>>>
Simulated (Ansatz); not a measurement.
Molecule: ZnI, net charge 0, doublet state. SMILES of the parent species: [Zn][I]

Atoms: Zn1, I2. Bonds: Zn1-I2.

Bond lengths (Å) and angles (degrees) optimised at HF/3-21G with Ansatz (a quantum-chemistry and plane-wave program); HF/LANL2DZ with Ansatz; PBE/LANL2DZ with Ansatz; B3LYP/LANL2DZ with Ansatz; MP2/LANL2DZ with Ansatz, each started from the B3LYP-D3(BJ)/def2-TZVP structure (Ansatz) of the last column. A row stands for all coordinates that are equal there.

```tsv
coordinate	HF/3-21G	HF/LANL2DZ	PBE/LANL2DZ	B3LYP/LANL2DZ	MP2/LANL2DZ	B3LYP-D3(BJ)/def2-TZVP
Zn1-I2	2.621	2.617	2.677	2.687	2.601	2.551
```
<<<

> [Task item]
Restate all of the material exactly.

> [Your solution]
Simulated (Ansatz); not a measurement.
Molecule: ZnI, net charge 0, doublet state. SMILES of the parent species: [Zn][I]

Atoms: Zn1, I2. Bonds: Zn1-I2.

Bond lengths (Å) and angles (degrees) optimised at HF/3-21G with Ansatz (a quantum-chemistry and plane-wave program); HF/LANL2DZ with Ansatz; PBE/LANL2DZ with Ansatz; B3LYP/LANL2DZ with Ansatz; MP2/LANL2DZ with Ansatz, each started from the B3LYP-D3(BJ)/def2-TZVP structure (Ansatz) of the last column. A row stands for all coordinates that are equal there.

```tsv
coordinate	HF/3-21G	HF/LANL2DZ	PBE/LANL2DZ	B3LYP/LANL2DZ	MP2/LANL2DZ	B3LYP-D3(BJ)/def2-TZVP
Zn1-I2	2.621	2.617	2.677	2.687	2.601	2.551
```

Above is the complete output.